--------------------------------
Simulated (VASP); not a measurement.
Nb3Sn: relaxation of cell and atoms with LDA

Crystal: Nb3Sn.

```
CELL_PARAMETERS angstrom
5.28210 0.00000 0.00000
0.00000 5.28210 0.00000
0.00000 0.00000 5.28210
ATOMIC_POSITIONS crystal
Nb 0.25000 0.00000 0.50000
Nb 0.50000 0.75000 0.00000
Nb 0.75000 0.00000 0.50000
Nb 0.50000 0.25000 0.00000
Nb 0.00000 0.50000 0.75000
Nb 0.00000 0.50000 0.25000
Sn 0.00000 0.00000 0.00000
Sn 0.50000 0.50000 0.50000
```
--------------------------------

§ Action item: Print every record exactly as it was given.

§ Answer section:
Simulated (VASP); not a measurement.
Nb3Sn: relaxation of cell and atoms with LDA

Crystal: Nb3Sn.

```
CELL_PARAMETERS angstrom
5.28210 0.00000 0.00000
0.00000 5.28210 0.00000
0.00000 0.00000 5.28210
ATOMIC_POSITIONS crystal
Nb 0.25000 0.00000 0.50000
Nb 0.50000 0.75000 0.00000
Nb 0.75000 0.00000 0.50000
Nb 0.50000 0.25000 0.00000
Nb 0.00000 0.50000 0.75000
Nb 0.00000 0.50000 0.25000
Sn 0.00000 0.00000 0.00000
Sn 0.50000 0.50000 0.50000
```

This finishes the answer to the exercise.